******
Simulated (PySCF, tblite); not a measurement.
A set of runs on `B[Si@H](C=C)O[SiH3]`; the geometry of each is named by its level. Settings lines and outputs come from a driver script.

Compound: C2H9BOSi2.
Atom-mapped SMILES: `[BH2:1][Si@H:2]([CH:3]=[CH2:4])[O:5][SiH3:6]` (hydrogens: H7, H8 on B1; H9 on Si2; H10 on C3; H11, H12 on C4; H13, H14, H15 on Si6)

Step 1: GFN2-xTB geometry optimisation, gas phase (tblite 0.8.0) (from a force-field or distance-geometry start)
******

• EXERCISE: For this exercise, set down all of the entries again word for word.

• RESULT:
Simulated (PySCF, tblite); not a measurement.
A set of runs on `B[Si@H](C=C)O[SiH3]`; the geometry of each is named by its level. Settings lines and outputs come from a driver script.

Compound: C2H9BOSi2.
Atom-mapped SMILES: `[BH2:1][Si@H:2]([CH:3]=[CH2:4])[O:5][SiH3:6]` (hydrogens: H7, H8 on B1; H9 on Si2; H10 on C3; H11, H12 on C4; H13, H14, H15 on Si6)

Step 1: GFN2-xTB geometry optimisation, gas phase (tblite 0.8.0) (from a force-field or distance-geometry start)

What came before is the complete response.